**EXERCISE:**
Copy exactly the stretch of data below from the line with "14.0 | -1.77 |" through the line with "Atom by atom", including both of those lines.

**EXTRACTED MATERIAL:**
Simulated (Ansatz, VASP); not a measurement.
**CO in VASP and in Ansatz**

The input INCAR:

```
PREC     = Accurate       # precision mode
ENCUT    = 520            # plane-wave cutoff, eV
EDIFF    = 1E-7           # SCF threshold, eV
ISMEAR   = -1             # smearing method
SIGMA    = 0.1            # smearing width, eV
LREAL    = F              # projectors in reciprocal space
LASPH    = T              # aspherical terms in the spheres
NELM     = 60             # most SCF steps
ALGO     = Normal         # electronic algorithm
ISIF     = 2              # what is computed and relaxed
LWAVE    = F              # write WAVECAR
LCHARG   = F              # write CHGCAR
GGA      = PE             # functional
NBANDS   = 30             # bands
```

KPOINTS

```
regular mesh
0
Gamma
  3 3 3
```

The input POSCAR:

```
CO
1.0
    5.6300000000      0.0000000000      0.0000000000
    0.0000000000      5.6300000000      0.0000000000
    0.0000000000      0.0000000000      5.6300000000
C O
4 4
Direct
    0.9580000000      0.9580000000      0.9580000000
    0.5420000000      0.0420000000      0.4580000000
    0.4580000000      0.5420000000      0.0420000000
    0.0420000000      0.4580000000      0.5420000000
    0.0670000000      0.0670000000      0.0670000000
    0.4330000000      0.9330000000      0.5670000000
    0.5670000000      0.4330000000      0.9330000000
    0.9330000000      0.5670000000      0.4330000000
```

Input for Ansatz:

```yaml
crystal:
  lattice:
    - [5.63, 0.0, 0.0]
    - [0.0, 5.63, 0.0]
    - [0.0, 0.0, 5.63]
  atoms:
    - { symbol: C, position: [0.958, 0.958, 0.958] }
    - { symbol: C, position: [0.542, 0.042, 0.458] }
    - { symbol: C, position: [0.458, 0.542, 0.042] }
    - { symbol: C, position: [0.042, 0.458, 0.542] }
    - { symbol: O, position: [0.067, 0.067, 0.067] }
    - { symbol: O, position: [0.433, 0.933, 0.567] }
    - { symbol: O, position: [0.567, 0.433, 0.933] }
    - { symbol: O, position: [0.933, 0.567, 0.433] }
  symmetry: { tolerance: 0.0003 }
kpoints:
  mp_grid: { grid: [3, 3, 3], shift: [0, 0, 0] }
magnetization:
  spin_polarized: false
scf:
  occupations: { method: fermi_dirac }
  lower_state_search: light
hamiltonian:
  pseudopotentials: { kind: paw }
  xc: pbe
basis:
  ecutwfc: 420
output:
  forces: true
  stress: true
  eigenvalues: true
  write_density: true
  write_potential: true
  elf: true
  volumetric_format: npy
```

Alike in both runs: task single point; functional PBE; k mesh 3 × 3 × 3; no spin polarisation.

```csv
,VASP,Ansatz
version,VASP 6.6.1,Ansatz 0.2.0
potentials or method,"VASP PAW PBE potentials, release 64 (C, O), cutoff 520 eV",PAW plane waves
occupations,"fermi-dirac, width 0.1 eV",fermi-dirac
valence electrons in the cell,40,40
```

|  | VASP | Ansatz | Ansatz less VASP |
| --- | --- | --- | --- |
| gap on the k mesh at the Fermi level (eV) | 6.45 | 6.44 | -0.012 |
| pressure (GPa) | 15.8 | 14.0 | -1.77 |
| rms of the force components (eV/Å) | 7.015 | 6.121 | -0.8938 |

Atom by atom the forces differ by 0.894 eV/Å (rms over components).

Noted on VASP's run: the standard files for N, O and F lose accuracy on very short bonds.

**WRITTEN REPLY:**
| pressure (GPa) | 15.8 | 14.0 | -1.77 |
| rms of the force components (eV/Å) | 7.015 | 6.121 | -0.8938 |

Atom by atom the forces differ by 0.894 eV/Å (rms over components).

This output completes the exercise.